- Opening Delimiter -
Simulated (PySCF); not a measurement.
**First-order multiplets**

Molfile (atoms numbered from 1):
- Closing Delimiter -

### Activity
Beginning with the opening line and ending with the final one, transcribe the material exactly.

### Response box
Simulated (PySCF); not a measurement.
**First-order multiplets**

Molfile (atoms numbered from 1):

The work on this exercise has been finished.